**Work item**: Copy out the complete listing, word for word.

**Records shown**:
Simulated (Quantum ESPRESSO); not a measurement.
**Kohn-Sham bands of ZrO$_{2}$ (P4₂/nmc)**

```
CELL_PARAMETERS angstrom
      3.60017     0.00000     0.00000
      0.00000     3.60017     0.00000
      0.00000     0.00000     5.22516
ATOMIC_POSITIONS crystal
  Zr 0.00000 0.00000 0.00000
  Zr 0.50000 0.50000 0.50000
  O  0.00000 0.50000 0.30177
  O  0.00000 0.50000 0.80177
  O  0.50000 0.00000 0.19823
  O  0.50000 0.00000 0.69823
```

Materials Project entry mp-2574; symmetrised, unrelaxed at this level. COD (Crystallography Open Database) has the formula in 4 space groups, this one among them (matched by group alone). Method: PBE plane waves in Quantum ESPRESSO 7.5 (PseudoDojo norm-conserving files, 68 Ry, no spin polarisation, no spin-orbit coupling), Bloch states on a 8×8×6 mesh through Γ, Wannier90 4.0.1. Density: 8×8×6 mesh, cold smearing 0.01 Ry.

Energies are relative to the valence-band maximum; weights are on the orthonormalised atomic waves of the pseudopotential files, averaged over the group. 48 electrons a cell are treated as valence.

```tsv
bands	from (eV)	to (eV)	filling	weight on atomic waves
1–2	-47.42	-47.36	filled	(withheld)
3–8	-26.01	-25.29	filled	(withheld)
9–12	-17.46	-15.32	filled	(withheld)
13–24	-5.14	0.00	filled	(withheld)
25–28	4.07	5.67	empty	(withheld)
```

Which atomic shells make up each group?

**Response box**:
Simulated (Quantum ESPRESSO); not a measurement.
**Kohn-Sham bands of ZrO$_{2}$ (P4₂/nmc)**

```
CELL_PARAMETERS angstrom
      3.60017     0.00000     0.00000
      0.00000     3.60017     0.00000
      0.00000     0.00000     5.22516
ATOMIC_POSITIONS crystal
  Zr 0.00000 0.00000 0.00000
  Zr 0.50000 0.50000 0.50000
  O  0.00000 0.50000 0.30177
  O  0.00000 0.50000 0.80177
  O  0.50000 0.00000 0.19823
  O  0.50000 0.00000 0.69823
```

Materials Project entry mp-2574; symmetrised, unrelaxed at this level. COD (Crystallography Open Database) has the formula in 4 space groups, this one among them (matched by group alone). Method: PBE plane waves in Quantum ESPRESSO 7.5 (PseudoDojo norm-conserving files, 68 Ry, no spin polarisation, no spin-orbit coupling), Bloch states on a 8×8×6 mesh through Γ, Wannier90 4.0.1. Density: 8×8×6 mesh, cold smearing 0.01 Ry.

Energies are relative to the valence-band maximum; weights are on the orthonormalised atomic waves of the pseudopotential files, averaged over the group. 48 electrons a cell are treated as valence.

```tsv
bands	from (eV)	to (eV)	filling	weight on atomic waves
1–2	-47.42	-47.36	filled	(withheld)
3–8	-26.01	-25.29	filled	(withheld)
9–12	-17.46	-15.32	filled	(withheld)
13–24	-5.14	0.00	filled	(withheld)
25–28	4.07	5.67	empty	(withheld)
```

Which atomic shells make up each group?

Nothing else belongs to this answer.